- **Data section**:
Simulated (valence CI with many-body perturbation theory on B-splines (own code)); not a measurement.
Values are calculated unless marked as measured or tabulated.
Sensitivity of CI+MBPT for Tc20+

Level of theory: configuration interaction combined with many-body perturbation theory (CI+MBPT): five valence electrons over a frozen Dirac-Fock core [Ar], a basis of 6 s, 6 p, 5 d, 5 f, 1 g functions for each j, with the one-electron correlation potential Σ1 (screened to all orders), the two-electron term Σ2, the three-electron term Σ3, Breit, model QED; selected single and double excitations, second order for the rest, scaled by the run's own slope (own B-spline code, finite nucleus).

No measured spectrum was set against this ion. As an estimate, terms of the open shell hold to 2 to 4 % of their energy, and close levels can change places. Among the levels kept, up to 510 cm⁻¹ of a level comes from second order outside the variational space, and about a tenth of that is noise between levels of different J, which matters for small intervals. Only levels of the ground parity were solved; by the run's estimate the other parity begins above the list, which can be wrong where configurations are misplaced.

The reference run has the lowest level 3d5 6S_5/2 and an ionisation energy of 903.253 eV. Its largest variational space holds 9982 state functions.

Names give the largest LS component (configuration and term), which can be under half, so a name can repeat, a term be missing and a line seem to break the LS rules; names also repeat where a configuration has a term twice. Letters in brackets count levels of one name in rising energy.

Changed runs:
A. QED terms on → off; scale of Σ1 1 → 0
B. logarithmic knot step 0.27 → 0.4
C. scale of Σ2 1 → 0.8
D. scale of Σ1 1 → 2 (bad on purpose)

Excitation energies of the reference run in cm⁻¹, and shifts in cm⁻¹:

- **Action item**: Word for word, every record must be given again.

- **Answer section**:
Simulated (valence CI with many-body perturbation theory on B-splines (own code)); not a measurement.
Values are calculated unless marked as measured or tabulated.
Sensitivity of CI+MBPT for Tc20+

Level of theory: configuration interaction combined with many-body perturbation theory (CI+MBPT): five valence electrons over a frozen Dirac-Fock core [Ar], a basis of 6 s, 6 p, 5 d, 5 f, 1 g functions for each j, with the one-electron correlation potential Σ1 (screened to all orders), the two-electron term Σ2, the three-electron term Σ3, Breit, model QED; selected single and double excitations, second order for the rest, scaled by the run's own slope (own B-spline code, finite nucleus).

No measured spectrum was set against this ion. As an estimate, terms of the open shell hold to 2 to 4 % of their energy, and close levels can change places. Among the levels kept, up to 510 cm⁻¹ of a level comes from second order outside the variational space, and about a tenth of that is noise between levels of different J, which matters for small intervals. Only levels of the ground parity were solved; by the run's estimate the other parity begins above the list, which can be wrong where configurations are misplaced.

The reference run has the lowest level 3d5 6S_5/2 and an ionisation energy of 903.253 eV. Its largest variational space holds 9982 state functions.

Names give the largest LS component (configuration and term), which can be under half, so a name can repeat, a term be missing and a line seem to break the LS rules; names also repeat where a configuration has a term twice. Letters in brackets count levels of one name in rising energy.

Changed runs:
A. QED terms on → off; scale of Σ1 1 → 0
B. logarithmic knot step 0.27 → 0.4
C. scale of Σ2 1 → 0.8
D. scale of Σ1 1 → 2 (bad on purpose)

Excitation energies of the reference run in cm⁻¹, and shifts in cm⁻¹:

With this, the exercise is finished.